*DATA EXTRACT*:
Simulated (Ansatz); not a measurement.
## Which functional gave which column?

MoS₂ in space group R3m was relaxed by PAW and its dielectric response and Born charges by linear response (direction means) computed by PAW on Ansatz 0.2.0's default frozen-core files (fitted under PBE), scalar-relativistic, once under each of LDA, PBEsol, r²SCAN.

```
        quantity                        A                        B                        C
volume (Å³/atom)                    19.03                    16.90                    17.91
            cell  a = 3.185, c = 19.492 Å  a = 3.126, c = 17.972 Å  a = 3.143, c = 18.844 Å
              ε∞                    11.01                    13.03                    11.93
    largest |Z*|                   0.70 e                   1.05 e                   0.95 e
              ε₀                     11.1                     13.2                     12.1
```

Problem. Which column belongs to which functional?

*EXERCISE*:
Restate each line above word for word.

*RESPONSE BOX*:
Simulated (Ansatz); not a measurement.
## Which functional gave which column?

MoS₂ in space group R3m was relaxed by PAW and its dielectric response and Born charges by linear response (direction means) computed by PAW on Ansatz 0.2.0's default frozen-core files (fitted under PBE), scalar-relativistic, once under each of LDA, PBEsol, r²SCAN.

```
        quantity                        A                        B                        C
volume (Å³/atom)                    19.03                    16.90                    17.91
            cell  a = 3.185, c = 19.492 Å  a = 3.126, c = 17.972 Å  a = 3.143, c = 18.844 Å
              ε∞                    11.01                    13.03                    11.93
    largest |Z*|                   0.70 e                   1.05 e                   0.95 e
              ε₀                     11.1                     13.2                     12.1
```

Problem. Which column belongs to which functional?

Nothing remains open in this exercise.